• _EXERCISE_
Your task is to repeat each record verbatim, exactly as it was written.

*** Opening PROVIDED DATA ***

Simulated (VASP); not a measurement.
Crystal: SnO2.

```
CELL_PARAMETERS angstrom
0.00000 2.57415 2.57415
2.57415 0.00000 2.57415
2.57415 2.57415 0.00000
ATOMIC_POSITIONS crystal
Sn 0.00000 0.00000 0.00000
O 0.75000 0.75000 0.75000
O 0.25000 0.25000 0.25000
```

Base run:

*** Closing PROVIDED DATA ***

• _ANSWER SECTION_
Simulated (VASP); not a measurement.
Crystal: SnO2.

```
CELL_PARAMETERS angstrom
0.00000 2.57415 2.57415
2.57415 0.00000 2.57415
2.57415 2.57415 0.00000
ATOMIC_POSITIONS crystal
Sn 0.00000 0.00000 0.00000
O 0.75000 0.75000 0.75000
O 0.25000 0.25000 0.25000
```

Base run:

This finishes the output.